● Action item:
Within the records below, reproduce without change the lines from the line that has "Figure. Bands along" through the line that has "A: It has no", and only those.

● Data extract:
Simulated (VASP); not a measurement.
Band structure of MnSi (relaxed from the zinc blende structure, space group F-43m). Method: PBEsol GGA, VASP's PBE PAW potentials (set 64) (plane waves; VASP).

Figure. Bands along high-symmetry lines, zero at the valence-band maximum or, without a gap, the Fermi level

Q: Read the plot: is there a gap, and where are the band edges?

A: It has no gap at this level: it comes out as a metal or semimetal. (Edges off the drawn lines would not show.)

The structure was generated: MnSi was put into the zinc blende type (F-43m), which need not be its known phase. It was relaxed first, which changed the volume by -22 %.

● Exercise result:
Figure. Bands along high-symmetry lines, zero at the valence-band maximum or, without a gap, the Fermi level

Q: Read the plot: is there a gap, and where are the band edges?

A: It has no gap at this level: it comes out as a metal or semimetal. (Edges off the drawn lines would not show.)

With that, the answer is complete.